(INFORMATION PROVIDED)

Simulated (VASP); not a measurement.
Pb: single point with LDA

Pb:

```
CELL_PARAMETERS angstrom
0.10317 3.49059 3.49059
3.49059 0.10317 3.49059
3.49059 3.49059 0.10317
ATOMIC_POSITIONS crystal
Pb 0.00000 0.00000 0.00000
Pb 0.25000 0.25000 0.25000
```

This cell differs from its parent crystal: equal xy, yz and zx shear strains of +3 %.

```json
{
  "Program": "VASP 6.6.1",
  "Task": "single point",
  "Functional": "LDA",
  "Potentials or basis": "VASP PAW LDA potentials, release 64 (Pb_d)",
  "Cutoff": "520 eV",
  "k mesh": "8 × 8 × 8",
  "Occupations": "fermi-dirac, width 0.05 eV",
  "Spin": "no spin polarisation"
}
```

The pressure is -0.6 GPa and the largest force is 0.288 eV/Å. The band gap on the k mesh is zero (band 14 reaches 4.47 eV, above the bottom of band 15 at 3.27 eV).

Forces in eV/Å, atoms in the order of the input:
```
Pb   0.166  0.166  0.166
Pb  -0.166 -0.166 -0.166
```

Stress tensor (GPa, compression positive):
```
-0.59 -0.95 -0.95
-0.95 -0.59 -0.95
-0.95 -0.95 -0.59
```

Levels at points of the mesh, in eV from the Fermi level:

(End INFORMATION PROVIDED)

- WORK REQUEST -
Copy out all of the listing, exactly as it reads.

- ANSWER AREA -
Simulated (VASP); not a measurement.
Pb: single point with LDA

Pb:

```
CELL_PARAMETERS angstrom
0.10317 3.49059 3.49059
3.49059 0.10317 3.49059
3.49059 3.49059 0.10317
ATOMIC_POSITIONS crystal
Pb 0.00000 0.00000 0.00000
Pb 0.25000 0.25000 0.25000
```

This cell differs from its parent crystal: equal xy, yz and zx shear strains of +3 %.

```json
{
  "Program": "VASP 6.6.1",
  "Task": "single point",
  "Functional": "LDA",
  "Potentials or basis": "VASP PAW LDA potentials, release 64 (Pb_d)",
  "Cutoff": "520 eV",
  "k mesh": "8 × 8 × 8",
  "Occupations": "fermi-dirac, width 0.05 eV",
  "Spin": "no spin polarisation"
}
```

The pressure is -0.6 GPa and the largest force is 0.288 eV/Å. The band gap on the k mesh is zero (band 14 reaches 4.47 eV, above the bottom of band 15 at 3.27 eV).

Forces in eV/Å, atoms in the order of the input:
```
Pb   0.166  0.166  0.166
Pb  -0.166 -0.166 -0.166
```

Stress tensor (GPa, compression positive):
```
-0.59 -0.95 -0.95
-0.95 -0.59 -0.95
-0.95 -0.95 -0.59
```

Levels at points of the mesh, in eV from the Fermi level:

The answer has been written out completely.